Assignment — Nothing but the lines from the one with "7019.5 | 15.5 |" down to the one with "A: Dy, [Xe]" should be returned, exactly and with both ends included, from the material below.

___ Dataset extract ___

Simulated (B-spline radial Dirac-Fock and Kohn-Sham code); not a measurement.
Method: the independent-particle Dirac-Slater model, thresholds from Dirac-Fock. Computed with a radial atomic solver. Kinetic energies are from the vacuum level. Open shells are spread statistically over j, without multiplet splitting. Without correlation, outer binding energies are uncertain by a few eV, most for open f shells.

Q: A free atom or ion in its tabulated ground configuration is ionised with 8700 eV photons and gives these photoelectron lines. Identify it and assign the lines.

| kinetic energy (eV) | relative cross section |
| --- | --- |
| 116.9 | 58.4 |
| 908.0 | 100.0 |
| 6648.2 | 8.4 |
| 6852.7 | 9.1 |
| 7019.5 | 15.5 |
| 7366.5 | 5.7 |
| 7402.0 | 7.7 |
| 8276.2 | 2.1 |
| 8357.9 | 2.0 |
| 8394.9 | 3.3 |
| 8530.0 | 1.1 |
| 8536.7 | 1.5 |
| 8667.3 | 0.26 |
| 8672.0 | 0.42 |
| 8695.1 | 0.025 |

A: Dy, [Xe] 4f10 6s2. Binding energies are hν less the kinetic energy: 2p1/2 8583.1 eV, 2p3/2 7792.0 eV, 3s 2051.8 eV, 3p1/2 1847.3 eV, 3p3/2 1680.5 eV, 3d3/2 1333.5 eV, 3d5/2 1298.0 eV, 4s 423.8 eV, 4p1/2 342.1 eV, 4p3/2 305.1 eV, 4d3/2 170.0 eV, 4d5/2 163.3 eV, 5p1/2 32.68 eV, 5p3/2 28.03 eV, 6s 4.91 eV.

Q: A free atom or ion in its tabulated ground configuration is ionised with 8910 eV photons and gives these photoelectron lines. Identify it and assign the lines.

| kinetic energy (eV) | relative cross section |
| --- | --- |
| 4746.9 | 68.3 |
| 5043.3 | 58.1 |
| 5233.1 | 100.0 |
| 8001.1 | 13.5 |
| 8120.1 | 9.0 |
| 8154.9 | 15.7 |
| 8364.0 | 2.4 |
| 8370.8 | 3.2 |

___

Exercise result —
| 7019.5 | 15.5 |
| 7366.5 | 5.7 |
| 7402.0 | 7.7 |
| 8276.2 | 2.1 |
| 8357.9 | 2.0 |
| 8394.9 | 3.3 |
| 8530.0 | 1.1 |
| 8536.7 | 1.5 |
| 8667.3 | 0.26 |
| 8672.0 | 0.42 |
| 8695.1 | 0.025 |

A: Dy, [Xe] 4f10 6s2. Binding energies are hν less the kinetic energy: 2p1/2 8583.1 eV, 2p3/2 7792.0 eV, 3s 2051.8 eV, 3p1/2 1847.3 eV, 3p3/2 1680.5 eV, 3d3/2 1333.5 eV, 3d5/2 1298.0 eV, 4s 423.8 eV, 4p1/2 342.1 eV, 4p3/2 305.1 eV, 4d3/2 170.0 eV, 4d5/2 163.3 eV, 5p1/2 32.68 eV, 5p3/2 28.03 eV, 6s 4.91 eV.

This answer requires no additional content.